» Material provided:
- - -

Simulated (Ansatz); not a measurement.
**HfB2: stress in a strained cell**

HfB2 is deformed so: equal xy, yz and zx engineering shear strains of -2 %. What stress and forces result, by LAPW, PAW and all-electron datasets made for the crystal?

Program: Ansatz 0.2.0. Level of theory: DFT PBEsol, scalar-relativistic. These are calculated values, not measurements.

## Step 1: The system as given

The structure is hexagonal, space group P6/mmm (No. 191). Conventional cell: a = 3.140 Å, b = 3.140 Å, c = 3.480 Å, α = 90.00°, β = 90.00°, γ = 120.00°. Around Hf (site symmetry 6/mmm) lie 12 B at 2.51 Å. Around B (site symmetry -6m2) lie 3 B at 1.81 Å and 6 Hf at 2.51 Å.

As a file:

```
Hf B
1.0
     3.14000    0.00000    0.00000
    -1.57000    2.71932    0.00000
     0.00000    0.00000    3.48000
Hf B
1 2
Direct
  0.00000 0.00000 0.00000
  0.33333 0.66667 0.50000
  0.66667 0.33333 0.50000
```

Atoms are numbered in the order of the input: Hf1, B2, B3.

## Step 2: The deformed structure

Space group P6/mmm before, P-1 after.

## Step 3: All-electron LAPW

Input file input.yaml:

- - -

» Task item: Please print the listing exactly, keeping each line as it is.

» Task output:
Simulated (Ansatz); not a measurement.
**HfB2: stress in a strained cell**

HfB2 is deformed so: equal xy, yz and zx engineering shear strains of -2 %. What stress and forces result, by LAPW, PAW and all-electron datasets made for the crystal?

Program: Ansatz 0.2.0. Level of theory: DFT PBEsol, scalar-relativistic. These are calculated values, not measurements.

## Step 1: The system as given

The structure is hexagonal, space group P6/mmm (No. 191). Conventional cell: a = 3.140 Å, b = 3.140 Å, c = 3.480 Å, α = 90.00°, β = 90.00°, γ = 120.00°. Around Hf (site symmetry 6/mmm) lie 12 B at 2.51 Å. Around B (site symmetry -6m2) lie 3 B at 1.81 Å and 6 Hf at 2.51 Å.

As a file:

```
Hf B
1.0
     3.14000    0.00000    0.00000
    -1.57000    2.71932    0.00000
     0.00000    0.00000    3.48000
Hf B
1 2
Direct
  0.00000 0.00000 0.00000
  0.33333 0.66667 0.50000
  0.66667 0.33333 0.50000
```

Atoms are numbered in the order of the input: Hf1, B2, B3.

## Step 2: The deformed structure

Space group P6/mmm before, P-1 after.

## Step 3: All-electron LAPW

Input file input.yaml:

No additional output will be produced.